*ASSIGNED TASK*: Please reproduce each of the entries below exactly as they appear.

= Beginning of Section =

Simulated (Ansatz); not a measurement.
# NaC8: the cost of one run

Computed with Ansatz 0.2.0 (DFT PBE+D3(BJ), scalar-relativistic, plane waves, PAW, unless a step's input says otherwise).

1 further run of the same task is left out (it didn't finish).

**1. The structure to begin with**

= End of Section =

*ANSWER BOX*:
Simulated (Ansatz); not a measurement.
# NaC8: the cost of one run

Computed with Ansatz 0.2.0 (DFT PBE+D3(BJ), scalar-relativistic, plane waves, PAW, unless a step's input says otherwise).

1 further run of the same task is left out (it didn't finish).

**1. The structure to begin with**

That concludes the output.